Work order
Given the material below, output exactly the lines from the line with "Method of run" to the line with "The geometry comes", both ends included, and no other lines.

Data under study
[Start of section]

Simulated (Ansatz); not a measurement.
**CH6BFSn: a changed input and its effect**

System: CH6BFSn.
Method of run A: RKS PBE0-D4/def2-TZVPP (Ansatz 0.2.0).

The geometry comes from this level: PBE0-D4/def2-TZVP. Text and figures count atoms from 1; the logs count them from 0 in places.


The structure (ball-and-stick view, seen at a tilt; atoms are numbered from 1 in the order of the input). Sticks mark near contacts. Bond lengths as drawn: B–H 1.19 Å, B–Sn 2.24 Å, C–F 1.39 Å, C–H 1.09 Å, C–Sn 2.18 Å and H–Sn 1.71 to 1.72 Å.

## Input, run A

[End of section]

Answer space
Method of run A: RKS PBE0-D4/def2-TZVPP (Ansatz 0.2.0).

The geometry comes from this level: PBE0-D4/def2-TZVP. Text and figures count atoms from 1; the logs count them from 0 in places.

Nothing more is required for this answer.